### Work request
Extract each record and reproduce it exactly.

### Supplied information
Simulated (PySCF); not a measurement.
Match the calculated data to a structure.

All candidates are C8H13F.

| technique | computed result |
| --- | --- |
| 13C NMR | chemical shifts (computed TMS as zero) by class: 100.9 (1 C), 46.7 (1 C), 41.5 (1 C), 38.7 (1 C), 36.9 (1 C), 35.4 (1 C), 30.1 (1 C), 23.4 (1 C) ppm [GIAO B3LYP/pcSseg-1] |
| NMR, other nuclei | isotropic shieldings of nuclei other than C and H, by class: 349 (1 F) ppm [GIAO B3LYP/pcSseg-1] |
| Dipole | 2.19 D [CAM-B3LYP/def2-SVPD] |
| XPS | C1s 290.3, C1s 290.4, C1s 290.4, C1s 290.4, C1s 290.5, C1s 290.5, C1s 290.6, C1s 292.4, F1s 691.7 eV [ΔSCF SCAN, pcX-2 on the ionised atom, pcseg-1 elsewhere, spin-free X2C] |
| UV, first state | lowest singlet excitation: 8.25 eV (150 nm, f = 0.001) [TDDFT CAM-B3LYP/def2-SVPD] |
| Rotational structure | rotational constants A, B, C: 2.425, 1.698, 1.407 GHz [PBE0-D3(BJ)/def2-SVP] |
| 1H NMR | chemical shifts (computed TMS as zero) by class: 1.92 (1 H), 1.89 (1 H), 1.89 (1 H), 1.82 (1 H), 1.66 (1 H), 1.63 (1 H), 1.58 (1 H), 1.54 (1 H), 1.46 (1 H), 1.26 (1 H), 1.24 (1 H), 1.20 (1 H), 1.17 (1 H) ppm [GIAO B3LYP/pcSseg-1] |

### Task result
Simulated (PySCF); not a measurement.
Match the calculated data to a structure.

All candidates are C8H13F.

| technique | computed result |
| --- | --- |
| 13C NMR | chemical shifts (computed TMS as zero) by class: 100.9 (1 C), 46.7 (1 C), 41.5 (1 C), 38.7 (1 C), 36.9 (1 C), 35.4 (1 C), 30.1 (1 C), 23.4 (1 C) ppm [GIAO B3LYP/pcSseg-1] |
| NMR, other nuclei | isotropic shieldings of nuclei other than C and H, by class: 349 (1 F) ppm [GIAO B3LYP/pcSseg-1] |
| Dipole | 2.19 D [CAM-B3LYP/def2-SVPD] |
| XPS | C1s 290.3, C1s 290.4, C1s 290.4, C1s 290.4, C1s 290.5, C1s 290.5, C1s 290.6, C1s 292.4, F1s 691.7 eV [ΔSCF SCAN, pcX-2 on the ionised atom, pcseg-1 elsewhere, spin-free X2C] |
| UV, first state | lowest singlet excitation: 8.25 eV (150 nm, f = 0.001) [TDDFT CAM-B3LYP/def2-SVPD] |
| Rotational structure | rotational constants A, B, C: 2.425, 1.698, 1.407 GHz [PBE0-D3(BJ)/def2-SVP] |
| 1H NMR | chemical shifts (computed TMS as zero) by class: 1.92 (1 H), 1.89 (1 H), 1.89 (1 H), 1.82 (1 H), 1.66 (1 H), 1.63 (1 H), 1.58 (1 H), 1.54 (1 H), 1.46 (1 H), 1.26 (1 H), 1.24 (1 H), 1.20 (1 H), 1.17 (1 H) ppm [GIAO B3LYP/pcSseg-1] |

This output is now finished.